→ Activity
Nothing should be left out: write out the whole listing exactly.

→ Data records
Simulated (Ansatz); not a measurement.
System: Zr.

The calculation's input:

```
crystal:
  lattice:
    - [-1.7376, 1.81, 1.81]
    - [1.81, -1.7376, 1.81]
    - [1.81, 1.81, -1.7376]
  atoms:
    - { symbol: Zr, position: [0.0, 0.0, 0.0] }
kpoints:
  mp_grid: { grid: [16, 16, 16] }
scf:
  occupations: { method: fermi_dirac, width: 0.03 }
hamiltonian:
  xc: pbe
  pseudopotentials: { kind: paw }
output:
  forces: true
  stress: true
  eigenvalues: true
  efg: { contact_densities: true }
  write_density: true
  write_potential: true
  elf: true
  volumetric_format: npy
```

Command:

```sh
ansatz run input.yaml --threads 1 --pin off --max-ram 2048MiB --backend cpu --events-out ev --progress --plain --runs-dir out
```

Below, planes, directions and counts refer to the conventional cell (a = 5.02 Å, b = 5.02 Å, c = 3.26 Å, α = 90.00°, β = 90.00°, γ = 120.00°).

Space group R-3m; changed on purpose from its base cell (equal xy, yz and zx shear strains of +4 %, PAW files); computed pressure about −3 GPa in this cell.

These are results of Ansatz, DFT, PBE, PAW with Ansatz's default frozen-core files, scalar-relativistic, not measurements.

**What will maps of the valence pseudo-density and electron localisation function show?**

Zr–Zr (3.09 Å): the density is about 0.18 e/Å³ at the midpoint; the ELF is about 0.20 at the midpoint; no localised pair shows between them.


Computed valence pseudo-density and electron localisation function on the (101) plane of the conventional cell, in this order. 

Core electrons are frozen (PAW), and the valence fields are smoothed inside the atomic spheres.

→ Written reply
Simulated (Ansatz); not a measurement.
System: Zr.

The calculation's input:

```
crystal:
  lattice:
    - [-1.7376, 1.81, 1.81]
    - [1.81, -1.7376, 1.81]
    - [1.81, 1.81, -1.7376]
  atoms:
    - { symbol: Zr, position: [0.0, 0.0, 0.0] }
kpoints:
  mp_grid: { grid: [16, 16, 16] }
scf:
  occupations: { method: fermi_dirac, width: 0.03 }
hamiltonian:
  xc: pbe
  pseudopotentials: { kind: paw }
output:
  forces: true
  stress: true
  eigenvalues: true
  efg: { contact_densities: true }
  write_density: true
  write_potential: true
  elf: true
  volumetric_format: npy
```

Command:

```sh
ansatz run input.yaml --threads 1 --pin off --max-ram 2048MiB --backend cpu --events-out ev --progress --plain --runs-dir out
```

Below, planes, directions and counts refer to the conventional cell (a = 5.02 Å, b = 5.02 Å, c = 3.26 Å, α = 90.00°, β = 90.00°, γ = 120.00°).

Space group R-3m; changed on purpose from its base cell (equal xy, yz and zx shear strains of +4 %, PAW files); computed pressure about −3 GPa in this cell.

These are results of Ansatz, DFT, PBE, PAW with Ansatz's default frozen-core files, scalar-relativistic, not measurements.

**What will maps of the valence pseudo-density and electron localisation function show?**

Zr–Zr (3.09 Å): the density is about 0.18 e/Å³ at the midpoint; the ELF is about 0.20 at the midpoint; no localised pair shows between them.


Computed valence pseudo-density and electron localisation function on the (101) plane of the conventional cell, in this order. 

Core electrons are frozen (PAW), and the valence fields are smoothed inside the atomic spheres.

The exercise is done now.